### WORK ORDER
Extract every entry word for word.

┄┄┄┄┄┄

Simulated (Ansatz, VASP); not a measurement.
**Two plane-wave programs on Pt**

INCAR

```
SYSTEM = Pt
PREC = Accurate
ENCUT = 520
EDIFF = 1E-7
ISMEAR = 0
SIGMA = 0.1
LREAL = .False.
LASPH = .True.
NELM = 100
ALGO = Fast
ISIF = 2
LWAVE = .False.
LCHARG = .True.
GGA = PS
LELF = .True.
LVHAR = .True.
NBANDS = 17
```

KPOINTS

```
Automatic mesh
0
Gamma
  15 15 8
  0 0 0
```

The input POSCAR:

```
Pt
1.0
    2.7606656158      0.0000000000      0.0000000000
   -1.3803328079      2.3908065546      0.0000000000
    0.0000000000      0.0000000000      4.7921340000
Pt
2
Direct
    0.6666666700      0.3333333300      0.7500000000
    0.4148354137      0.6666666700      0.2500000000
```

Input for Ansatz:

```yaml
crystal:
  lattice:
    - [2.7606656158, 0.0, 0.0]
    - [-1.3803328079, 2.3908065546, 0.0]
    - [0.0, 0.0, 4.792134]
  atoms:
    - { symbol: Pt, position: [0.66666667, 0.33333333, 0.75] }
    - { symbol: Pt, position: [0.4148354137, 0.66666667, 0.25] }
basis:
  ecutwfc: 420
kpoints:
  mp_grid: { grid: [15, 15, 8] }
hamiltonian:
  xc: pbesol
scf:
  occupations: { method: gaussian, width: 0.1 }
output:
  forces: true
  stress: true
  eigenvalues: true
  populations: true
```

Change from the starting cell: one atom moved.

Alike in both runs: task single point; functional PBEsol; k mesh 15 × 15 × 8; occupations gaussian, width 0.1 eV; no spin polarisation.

┄┄┄┄┄┄

### ANSWER AREA
Simulated (Ansatz, VASP); not a measurement.
**Two plane-wave programs on Pt**

INCAR

```
SYSTEM = Pt
PREC = Accurate
ENCUT = 520
EDIFF = 1E-7
ISMEAR = 0
SIGMA = 0.1
LREAL = .False.
LASPH = .True.
NELM = 100
ALGO = Fast
ISIF = 2
LWAVE = .False.
LCHARG = .True.
GGA = PS
LELF = .True.
LVHAR = .True.
NBANDS = 17
```

KPOINTS

```
Automatic mesh
0
Gamma
  15 15 8
  0 0 0
```

The input POSCAR:

```
Pt
1.0
    2.7606656158      0.0000000000      0.0000000000
   -1.3803328079      2.3908065546      0.0000000000
    0.0000000000      0.0000000000      4.7921340000
Pt
2
Direct
    0.6666666700      0.3333333300      0.7500000000
    0.4148354137      0.6666666700      0.2500000000
```

Input for Ansatz:

```yaml
crystal:
  lattice:
    - [2.7606656158, 0.0, 0.0]
    - [-1.3803328079, 2.3908065546, 0.0]
    - [0.0, 0.0, 4.792134]
  atoms:
    - { symbol: Pt, position: [0.66666667, 0.33333333, 0.75] }
    - { symbol: Pt, position: [0.4148354137, 0.66666667, 0.25] }
basis:
  ecutwfc: 420
kpoints:
  mp_grid: { grid: [15, 15, 8] }
hamiltonian:
  xc: pbesol
scf:
  occupations: { method: gaussian, width: 0.1 }
output:
  forces: true
  stress: true
  eigenvalues: true
  populations: true
```

Change from the starting cell: one atom moved.

Alike in both runs: task single point; functional PBEsol; k mesh 15 × 15 × 8; occupations gaussian, width 0.1 eV; no spin polarisation.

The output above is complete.